§ Data for analysis
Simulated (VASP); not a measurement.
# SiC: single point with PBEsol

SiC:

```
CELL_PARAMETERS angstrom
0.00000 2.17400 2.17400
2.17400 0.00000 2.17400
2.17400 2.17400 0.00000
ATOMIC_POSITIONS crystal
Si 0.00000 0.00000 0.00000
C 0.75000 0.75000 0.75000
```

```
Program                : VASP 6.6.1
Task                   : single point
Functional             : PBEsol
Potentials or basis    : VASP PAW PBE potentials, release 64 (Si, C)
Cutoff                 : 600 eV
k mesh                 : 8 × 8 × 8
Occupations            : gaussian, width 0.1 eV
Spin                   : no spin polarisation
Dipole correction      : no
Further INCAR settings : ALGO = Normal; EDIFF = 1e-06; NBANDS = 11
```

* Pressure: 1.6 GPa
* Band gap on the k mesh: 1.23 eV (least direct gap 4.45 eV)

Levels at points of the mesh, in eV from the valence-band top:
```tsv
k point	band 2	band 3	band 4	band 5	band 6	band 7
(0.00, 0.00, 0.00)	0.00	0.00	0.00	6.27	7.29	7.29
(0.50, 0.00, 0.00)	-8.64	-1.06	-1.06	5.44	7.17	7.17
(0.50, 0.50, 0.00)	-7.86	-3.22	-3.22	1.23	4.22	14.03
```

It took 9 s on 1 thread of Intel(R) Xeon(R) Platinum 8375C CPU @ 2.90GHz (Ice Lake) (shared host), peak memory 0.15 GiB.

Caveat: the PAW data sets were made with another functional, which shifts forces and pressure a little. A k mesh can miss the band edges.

§ Work item
Repeat exactly the lines of the data from the first one through the line with "It took 9 s", both of them included.

§ Task answer
Simulated (VASP); not a measurement.
# SiC: single point with PBEsol

SiC:

```
CELL_PARAMETERS angstrom
0.00000 2.17400 2.17400
2.17400 0.00000 2.17400
2.17400 2.17400 0.00000
ATOMIC_POSITIONS crystal
Si 0.00000 0.00000 0.00000
C 0.75000 0.75000 0.75000
```

```
Program                : VASP 6.6.1
Task                   : single point
Functional             : PBEsol
Potentials or basis    : VASP PAW PBE potentials, release 64 (Si, C)
Cutoff                 : 600 eV
k mesh                 : 8 × 8 × 8
Occupations            : gaussian, width 0.1 eV
Spin                   : no spin polarisation
Dipole correction      : no
Further INCAR settings : ALGO = Normal; EDIFF = 1e-06; NBANDS = 11
```

* Pressure: 1.6 GPa
* Band gap on the k mesh: 1.23 eV (least direct gap 4.45 eV)

Levels at points of the mesh, in eV from the valence-band top:
```tsv
k point	band 2	band 3	band 4	band 5	band 6	band 7
(0.00, 0.00, 0.00)	0.00	0.00	0.00	6.27	7.29	7.29
(0.50, 0.00, 0.00)	-8.64	-1.06	-1.06	5.44	7.17	7.17
(0.50, 0.50, 0.00)	-7.86	-3.22	-3.22	1.23	4.22	14.03
```

It took 9 s on 1 thread of Intel(R) Xeon(R) Platinum 8375C CPU @ 2.90GHz (Ice Lake) (shared host), peak memory 0.15 GiB.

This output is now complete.